Top of Records supplied
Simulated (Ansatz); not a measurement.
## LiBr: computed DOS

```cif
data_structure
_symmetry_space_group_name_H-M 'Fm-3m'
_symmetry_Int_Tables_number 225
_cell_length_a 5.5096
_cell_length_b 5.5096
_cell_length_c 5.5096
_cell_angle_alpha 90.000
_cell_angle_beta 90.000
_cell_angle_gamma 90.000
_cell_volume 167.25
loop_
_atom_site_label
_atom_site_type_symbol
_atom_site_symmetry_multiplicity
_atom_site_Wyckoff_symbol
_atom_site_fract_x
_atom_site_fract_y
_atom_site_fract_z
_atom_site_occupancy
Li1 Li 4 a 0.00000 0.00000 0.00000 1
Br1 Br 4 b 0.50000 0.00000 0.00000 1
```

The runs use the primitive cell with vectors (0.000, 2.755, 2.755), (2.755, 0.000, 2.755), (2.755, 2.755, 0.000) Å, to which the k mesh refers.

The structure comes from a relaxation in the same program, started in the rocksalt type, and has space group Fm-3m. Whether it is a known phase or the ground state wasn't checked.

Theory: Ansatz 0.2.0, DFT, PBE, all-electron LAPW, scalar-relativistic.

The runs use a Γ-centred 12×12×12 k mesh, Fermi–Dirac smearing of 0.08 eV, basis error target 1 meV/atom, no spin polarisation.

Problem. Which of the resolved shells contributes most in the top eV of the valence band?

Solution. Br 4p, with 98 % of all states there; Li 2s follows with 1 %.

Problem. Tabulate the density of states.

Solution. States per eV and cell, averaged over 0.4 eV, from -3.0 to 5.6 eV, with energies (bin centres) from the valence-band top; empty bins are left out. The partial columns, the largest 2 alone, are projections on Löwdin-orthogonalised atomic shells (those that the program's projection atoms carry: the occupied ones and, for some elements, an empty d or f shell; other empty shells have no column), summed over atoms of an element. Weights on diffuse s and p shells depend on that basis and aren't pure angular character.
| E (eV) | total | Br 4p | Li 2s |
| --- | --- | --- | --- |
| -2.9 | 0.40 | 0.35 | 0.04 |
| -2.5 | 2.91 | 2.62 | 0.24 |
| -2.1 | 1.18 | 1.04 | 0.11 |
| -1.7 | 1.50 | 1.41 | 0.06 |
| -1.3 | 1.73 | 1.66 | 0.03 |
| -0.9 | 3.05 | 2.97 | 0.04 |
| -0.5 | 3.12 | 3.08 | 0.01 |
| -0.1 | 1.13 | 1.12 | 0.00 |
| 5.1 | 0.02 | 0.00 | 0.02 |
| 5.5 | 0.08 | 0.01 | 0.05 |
Bottom of Records supplied

- Work order
In the data above, retype exactly and only the lines between the one holding "1.41 | 0.06 |" and the one holding "0.00 | 0.02 |", inclusive.

- Your solution
| -1.7 | 1.50 | 1.41 | 0.06 |
| -1.3 | 1.73 | 1.66 | 0.03 |
| -0.9 | 3.05 | 2.97 | 0.04 |
| -0.5 | 3.12 | 3.08 | 0.01 |
| -0.1 | 1.13 | 1.12 | 0.00 |
| 5.1 | 0.02 | 0.00 | 0.02 |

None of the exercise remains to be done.